### ASSIGNED TASK
From the first line of the data below, copy each line up to the one containing "Q: Where is", and include that line too.

### ENTRIES SHOWN
== Segment start ==

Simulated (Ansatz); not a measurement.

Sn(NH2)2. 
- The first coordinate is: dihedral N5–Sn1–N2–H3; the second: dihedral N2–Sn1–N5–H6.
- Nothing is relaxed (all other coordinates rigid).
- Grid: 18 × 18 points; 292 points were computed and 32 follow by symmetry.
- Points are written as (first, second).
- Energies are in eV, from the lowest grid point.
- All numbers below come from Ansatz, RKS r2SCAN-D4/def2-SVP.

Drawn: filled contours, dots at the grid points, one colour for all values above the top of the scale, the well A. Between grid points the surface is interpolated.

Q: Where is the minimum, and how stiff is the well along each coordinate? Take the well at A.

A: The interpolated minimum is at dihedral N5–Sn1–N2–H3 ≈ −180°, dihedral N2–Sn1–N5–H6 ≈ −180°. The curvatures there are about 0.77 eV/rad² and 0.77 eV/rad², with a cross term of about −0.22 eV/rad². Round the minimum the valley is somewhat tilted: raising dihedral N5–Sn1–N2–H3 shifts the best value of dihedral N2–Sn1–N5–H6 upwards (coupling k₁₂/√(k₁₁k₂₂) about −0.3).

== Segment end ==

### RESPONSE AREA
Simulated (Ansatz); not a measurement.

Sn(NH2)2. 
- The first coordinate is: dihedral N5–Sn1–N2–H3; the second: dihedral N2–Sn1–N5–H6.
- Nothing is relaxed (all other coordinates rigid).
- Grid: 18 × 18 points; 292 points were computed and 32 follow by symmetry.
- Points are written as (first, second).
- Energies are in eV, from the lowest grid point.
- All numbers below come from Ansatz, RKS r2SCAN-D4/def2-SVP.

Drawn: filled contours, dots at the grid points, one colour for all values above the top of the scale, the well A. Between grid points the surface is interpolated.

Q: Where is the minimum, and how stiff is the well along each coordinate? Take the well at A.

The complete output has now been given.